**ASSIGNED TASK**
Return the data below exactly, stopping after the line with "Map of the HOMO".

**DATASET**
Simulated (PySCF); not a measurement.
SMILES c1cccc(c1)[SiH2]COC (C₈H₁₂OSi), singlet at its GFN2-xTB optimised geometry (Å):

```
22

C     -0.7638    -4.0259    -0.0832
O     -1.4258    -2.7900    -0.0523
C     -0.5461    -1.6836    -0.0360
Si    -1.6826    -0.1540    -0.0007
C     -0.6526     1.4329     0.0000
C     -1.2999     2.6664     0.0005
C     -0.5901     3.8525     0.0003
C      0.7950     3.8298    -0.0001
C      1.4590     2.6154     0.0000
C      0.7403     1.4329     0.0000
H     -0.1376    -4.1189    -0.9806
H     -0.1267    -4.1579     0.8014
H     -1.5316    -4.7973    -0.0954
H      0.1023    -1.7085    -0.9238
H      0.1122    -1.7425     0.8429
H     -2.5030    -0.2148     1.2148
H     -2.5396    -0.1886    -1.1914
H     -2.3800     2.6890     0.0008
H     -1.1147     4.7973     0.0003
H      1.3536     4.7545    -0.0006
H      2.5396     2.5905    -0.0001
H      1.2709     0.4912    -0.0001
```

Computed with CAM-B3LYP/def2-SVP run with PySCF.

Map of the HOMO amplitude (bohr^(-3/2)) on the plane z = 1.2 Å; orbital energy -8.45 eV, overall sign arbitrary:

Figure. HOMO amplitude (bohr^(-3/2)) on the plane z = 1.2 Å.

**EXERCISE RESULT**
Simulated (PySCF); not a measurement.
SMILES c1cccc(c1)[SiH2]COC (C₈H₁₂OSi), singlet at its GFN2-xTB optimised geometry (Å):

```
22

C     -0.7638    -4.0259    -0.0832
O     -1.4258    -2.7900    -0.0523
C     -0.5461    -1.6836    -0.0360
Si    -1.6826    -0.1540    -0.0007
C     -0.6526     1.4329     0.0000
C     -1.2999     2.6664     0.0005
C     -0.5901     3.8525     0.0003
C      0.7950     3.8298    -0.0001
C      1.4590     2.6154     0.0000
C      0.7403     1.4329     0.0000
H     -0.1376    -4.1189    -0.9806
H     -0.1267    -4.1579     0.8014
H     -1.5316    -4.7973    -0.0954
H      0.1023    -1.7085    -0.9238
H      0.1122    -1.7425     0.8429
H     -2.5030    -0.2148     1.2148
H     -2.5396    -0.1886    -1.1914
H     -2.3800     2.6890     0.0008
H     -1.1147     4.7973     0.0003
H      1.3536     4.7545    -0.0006
H      2.5396     2.5905    -0.0001
H      1.2709     0.4912    -0.0001
```

Computed with CAM-B3LYP/def2-SVP run with PySCF.

Map of the HOMO amplitude (bohr^(-3/2)) on the plane z = 1.2 Å; orbital energy -8.45 eV, overall sign arbitrary:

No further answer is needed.